**Activity**: Reproduce the entries exactly.

**Extracted records**:
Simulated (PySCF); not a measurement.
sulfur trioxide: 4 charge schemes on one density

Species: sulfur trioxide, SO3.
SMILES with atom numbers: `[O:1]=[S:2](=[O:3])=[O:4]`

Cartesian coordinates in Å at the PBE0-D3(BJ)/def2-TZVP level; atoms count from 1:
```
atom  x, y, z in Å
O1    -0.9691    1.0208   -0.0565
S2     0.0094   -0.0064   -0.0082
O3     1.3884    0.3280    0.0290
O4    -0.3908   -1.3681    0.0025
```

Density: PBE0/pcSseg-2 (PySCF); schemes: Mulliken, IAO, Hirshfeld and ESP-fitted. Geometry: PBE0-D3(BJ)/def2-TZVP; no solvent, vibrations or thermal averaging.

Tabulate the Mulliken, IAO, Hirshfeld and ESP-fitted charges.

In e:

**Your response**:
Simulated (PySCF); not a measurement.
sulfur trioxide: 4 charge schemes on one density

Species: sulfur trioxide, SO3.
SMILES with atom numbers: `[O:1]=[S:2](=[O:3])=[O:4]`

Cartesian coordinates in Å at the PBE0-D3(BJ)/def2-TZVP level; atoms count from 1:
```
atom  x, y, z in Å
O1    -0.9691    1.0208   -0.0565
S2     0.0094   -0.0064   -0.0082
O3     1.3884    0.3280    0.0290
O4    -0.3908   -1.3681    0.0025
```

Density: PBE0/pcSseg-2 (PySCF); schemes: Mulliken, IAO, Hirshfeld and ESP-fitted. Geometry: PBE0-D3(BJ)/def2-TZVP; no solvent, vibrations or thermal averaging.

Tabulate the Mulliken, IAO, Hirshfeld and ESP-fitted charges.

In e:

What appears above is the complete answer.